**ASSIGNMENT**. The records shown below are to be repeated exactly and completely.

**DATA RECORDS**.
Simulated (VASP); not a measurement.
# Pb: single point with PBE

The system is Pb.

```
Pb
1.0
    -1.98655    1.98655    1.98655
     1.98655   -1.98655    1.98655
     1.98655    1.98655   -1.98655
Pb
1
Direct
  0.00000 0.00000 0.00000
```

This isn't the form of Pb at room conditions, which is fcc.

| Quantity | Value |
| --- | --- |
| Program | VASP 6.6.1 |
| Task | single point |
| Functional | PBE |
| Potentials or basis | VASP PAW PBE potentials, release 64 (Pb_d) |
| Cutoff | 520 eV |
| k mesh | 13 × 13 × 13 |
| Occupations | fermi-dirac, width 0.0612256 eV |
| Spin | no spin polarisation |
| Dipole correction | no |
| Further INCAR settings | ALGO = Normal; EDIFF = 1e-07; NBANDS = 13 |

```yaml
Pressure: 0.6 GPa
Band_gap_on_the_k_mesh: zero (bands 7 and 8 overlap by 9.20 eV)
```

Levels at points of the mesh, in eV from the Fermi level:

**TASK SOLUTION**.
Simulated (VASP); not a measurement.
# Pb: single point with PBE

The system is Pb.

```
Pb
1.0
    -1.98655    1.98655    1.98655
     1.98655   -1.98655    1.98655
     1.98655    1.98655   -1.98655
Pb
1
Direct
  0.00000 0.00000 0.00000
```

This isn't the form of Pb at room conditions, which is fcc.

| Quantity | Value |
| --- | --- |
| Program | VASP 6.6.1 |
| Task | single point |
| Functional | PBE |
| Potentials or basis | VASP PAW PBE potentials, release 64 (Pb_d) |
| Cutoff | 520 eV |
| k mesh | 13 × 13 × 13 |
| Occupations | fermi-dirac, width 0.0612256 eV |
| Spin | no spin polarisation |
| Dipole correction | no |
| Further INCAR settings | ALGO = Normal; EDIFF = 1e-07; NBANDS = 13 |

```yaml
Pressure: 0.6 GPa
Band_gap_on_the_k_mesh: zero (bands 7 and 8 overlap by 9.20 eV)
```

Levels at points of the mesh, in eV from the Fermi level:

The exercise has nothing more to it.